Required action — Look at the entries below and restate word for word the lines from the first through the one that has "Spin–orbit coupling is".

Records supplied —
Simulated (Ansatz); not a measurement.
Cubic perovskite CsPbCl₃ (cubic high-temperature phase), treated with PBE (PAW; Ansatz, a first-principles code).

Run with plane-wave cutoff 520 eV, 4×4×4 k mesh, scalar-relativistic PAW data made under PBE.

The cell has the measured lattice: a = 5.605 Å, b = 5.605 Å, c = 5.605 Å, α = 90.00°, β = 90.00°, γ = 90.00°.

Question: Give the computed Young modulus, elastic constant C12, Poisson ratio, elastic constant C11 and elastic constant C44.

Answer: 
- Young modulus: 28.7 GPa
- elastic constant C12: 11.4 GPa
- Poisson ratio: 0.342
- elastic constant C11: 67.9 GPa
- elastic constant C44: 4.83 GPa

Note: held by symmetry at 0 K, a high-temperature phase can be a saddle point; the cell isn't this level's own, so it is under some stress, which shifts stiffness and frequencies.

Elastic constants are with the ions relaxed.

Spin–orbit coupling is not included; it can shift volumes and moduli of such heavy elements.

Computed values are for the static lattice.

Exercise result —
Simulated (Ansatz); not a measurement.
Cubic perovskite CsPbCl₃ (cubic high-temperature phase), treated with PBE (PAW; Ansatz, a first-principles code).

Run with plane-wave cutoff 520 eV, 4×4×4 k mesh, scalar-relativistic PAW data made under PBE.

The cell has the measured lattice: a = 5.605 Å, b = 5.605 Å, c = 5.605 Å, α = 90.00°, β = 90.00°, γ = 90.00°.

Question: Give the computed Young modulus, elastic constant C12, Poisson ratio, elastic constant C11 and elastic constant C44.

Answer: 
- Young modulus: 28.7 GPa
- elastic constant C12: 11.4 GPa
- Poisson ratio: 0.342
- elastic constant C11: 67.9 GPa
- elastic constant C44: 4.83 GPa

Note: held by symmetry at 0 K, a high-temperature phase can be a saddle point; the cell isn't this level's own, so it is under some stress, which shifts stiffness and frequencies.

Elastic constants are with the ions relaxed.

Spin–orbit coupling is not included; it can shift volumes and moduli of such heavy elements.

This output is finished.